## [RECORD SET]
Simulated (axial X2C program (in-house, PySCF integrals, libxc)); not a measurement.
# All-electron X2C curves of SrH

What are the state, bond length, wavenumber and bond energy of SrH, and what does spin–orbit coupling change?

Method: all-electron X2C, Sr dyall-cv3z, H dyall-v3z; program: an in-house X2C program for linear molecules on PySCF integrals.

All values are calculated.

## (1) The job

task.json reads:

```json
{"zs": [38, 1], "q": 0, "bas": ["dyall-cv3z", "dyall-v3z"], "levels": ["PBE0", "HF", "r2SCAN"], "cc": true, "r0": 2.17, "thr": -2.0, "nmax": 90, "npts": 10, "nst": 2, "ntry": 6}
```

## [WORK INSTRUCTION]
Make an exact copy of the listing shown above.

## [YOUR RESPONSE]
Simulated (axial X2C program (in-house, PySCF integrals, libxc)); not a measurement.
# All-electron X2C curves of SrH

What are the state, bond length, wavenumber and bond energy of SrH, and what does spin–orbit coupling change?

Method: all-electron X2C, Sr dyall-cv3z, H dyall-v3z; program: an in-house X2C program for linear molecules on PySCF integrals.

All values are calculated.

## (1) The job

task.json reads:

```json
{"zs": [38, 1], "q": 0, "bas": ["dyall-cv3z", "dyall-v3z"], "levels": ["PBE0", "HF", "r2SCAN"], "cc": true, "r0": 2.17, "thr": -2.0, "nmax": 90, "npts": 10, "nst": 2, "ntry": 6}
```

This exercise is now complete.